*** Data section ***
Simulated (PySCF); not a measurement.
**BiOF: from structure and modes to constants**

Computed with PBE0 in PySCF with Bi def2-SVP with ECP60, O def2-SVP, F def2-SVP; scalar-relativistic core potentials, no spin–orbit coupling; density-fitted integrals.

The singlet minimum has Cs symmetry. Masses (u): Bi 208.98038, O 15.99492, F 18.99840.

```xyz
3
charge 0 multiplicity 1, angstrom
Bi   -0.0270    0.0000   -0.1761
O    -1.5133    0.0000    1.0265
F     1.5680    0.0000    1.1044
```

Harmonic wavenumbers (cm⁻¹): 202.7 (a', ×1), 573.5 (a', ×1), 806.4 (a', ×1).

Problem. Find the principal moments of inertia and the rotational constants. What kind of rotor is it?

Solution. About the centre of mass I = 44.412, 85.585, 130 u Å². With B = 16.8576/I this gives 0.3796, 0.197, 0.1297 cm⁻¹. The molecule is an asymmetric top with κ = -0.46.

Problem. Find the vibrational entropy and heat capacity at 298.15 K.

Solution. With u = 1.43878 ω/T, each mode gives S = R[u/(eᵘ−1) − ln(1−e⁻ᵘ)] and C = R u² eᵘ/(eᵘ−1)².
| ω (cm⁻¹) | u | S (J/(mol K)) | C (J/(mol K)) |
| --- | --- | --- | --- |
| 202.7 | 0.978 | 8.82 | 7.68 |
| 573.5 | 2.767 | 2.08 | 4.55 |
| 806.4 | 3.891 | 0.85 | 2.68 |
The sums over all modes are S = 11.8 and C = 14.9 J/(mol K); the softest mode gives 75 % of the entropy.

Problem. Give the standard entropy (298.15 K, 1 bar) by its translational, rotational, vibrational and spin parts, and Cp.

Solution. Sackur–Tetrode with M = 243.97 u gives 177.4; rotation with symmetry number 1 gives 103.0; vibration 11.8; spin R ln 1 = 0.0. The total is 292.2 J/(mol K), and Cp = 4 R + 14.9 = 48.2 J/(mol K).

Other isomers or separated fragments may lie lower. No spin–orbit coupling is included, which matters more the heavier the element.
*** End of Data section ***

[Work order]:
When you reach the line that contains "Computed with PBE0", stop; output it and every line before it from the start of the data, exactly as written.

[Answer box]:
Simulated (PySCF); not a measurement.
**BiOF: from structure and modes to constants**

Computed with PBE0 in PySCF with Bi def2-SVP with ECP60, O def2-SVP, F def2-SVP; scalar-relativistic core potentials, no spin–orbit coupling; density-fitted integrals.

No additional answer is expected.